# DATA EXTRACTS
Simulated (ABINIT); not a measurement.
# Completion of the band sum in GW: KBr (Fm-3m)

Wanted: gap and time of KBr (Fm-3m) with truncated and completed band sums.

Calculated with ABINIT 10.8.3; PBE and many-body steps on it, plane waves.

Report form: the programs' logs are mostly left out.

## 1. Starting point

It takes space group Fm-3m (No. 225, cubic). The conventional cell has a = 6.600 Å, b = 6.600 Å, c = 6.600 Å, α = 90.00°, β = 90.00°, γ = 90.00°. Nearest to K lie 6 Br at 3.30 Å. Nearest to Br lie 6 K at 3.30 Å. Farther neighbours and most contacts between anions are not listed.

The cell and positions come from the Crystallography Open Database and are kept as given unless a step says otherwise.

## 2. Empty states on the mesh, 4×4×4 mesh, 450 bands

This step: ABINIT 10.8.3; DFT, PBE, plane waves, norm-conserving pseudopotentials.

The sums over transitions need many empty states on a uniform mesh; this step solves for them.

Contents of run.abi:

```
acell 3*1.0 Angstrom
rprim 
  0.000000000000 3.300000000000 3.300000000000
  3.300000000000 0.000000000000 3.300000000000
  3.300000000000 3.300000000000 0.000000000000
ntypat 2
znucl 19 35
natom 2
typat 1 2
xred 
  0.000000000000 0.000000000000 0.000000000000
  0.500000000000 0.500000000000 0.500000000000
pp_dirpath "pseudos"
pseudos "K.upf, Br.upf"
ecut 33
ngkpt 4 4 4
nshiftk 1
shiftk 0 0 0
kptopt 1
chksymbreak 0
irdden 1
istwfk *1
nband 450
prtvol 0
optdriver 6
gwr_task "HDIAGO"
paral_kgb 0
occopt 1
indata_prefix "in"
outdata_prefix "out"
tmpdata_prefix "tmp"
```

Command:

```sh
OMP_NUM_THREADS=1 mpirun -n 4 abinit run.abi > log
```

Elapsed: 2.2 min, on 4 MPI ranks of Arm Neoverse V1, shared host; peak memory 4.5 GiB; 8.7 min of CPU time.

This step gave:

# WORK ORDER
Nothing but the lines above from the one containing "The cell and" through the one containing "Elapsed: 2.2 min, on" should appear in the answer, each repeated exactly.

# ANSWER AREA
The cell and positions come from the Crystallography Open Database and are kept as given unless a step says otherwise.

## 2. Empty states on the mesh, 4×4×4 mesh, 450 bands

This step: ABINIT 10.8.3; DFT, PBE, plane waves, norm-conserving pseudopotentials.

The sums over transitions need many empty states on a uniform mesh; this step solves for them.

Contents of run.abi:

```
acell 3*1.0 Angstrom
rprim 
  0.000000000000 3.300000000000 3.300000000000
  3.300000000000 0.000000000000 3.300000000000
  3.300000000000 3.300000000000 0.000000000000
ntypat 2
znucl 19 35
natom 2
typat 1 2
xred 
  0.000000000000 0.000000000000 0.000000000000
  0.500000000000 0.500000000000 0.500000000000
pp_dirpath "pseudos"
pseudos "K.upf, Br.upf"
ecut 33
ngkpt 4 4 4
nshiftk 1
shiftk 0 0 0
kptopt 1
chksymbreak 0
irdden 1
istwfk *1
nband 450
prtvol 0
optdriver 6
gwr_task "HDIAGO"
paral_kgb 0
occopt 1
indata_prefix "in"
outdata_prefix "out"
tmpdata_prefix "tmp"
```

Command:

```sh
OMP_NUM_THREADS=1 mpirun -n 4 abinit run.abi > log
```

Elapsed: 2.2 min, on 4 MPI ranks of Arm Neoverse V1, shared host; peak memory 4.5 GiB; 8.7 min of CPU time.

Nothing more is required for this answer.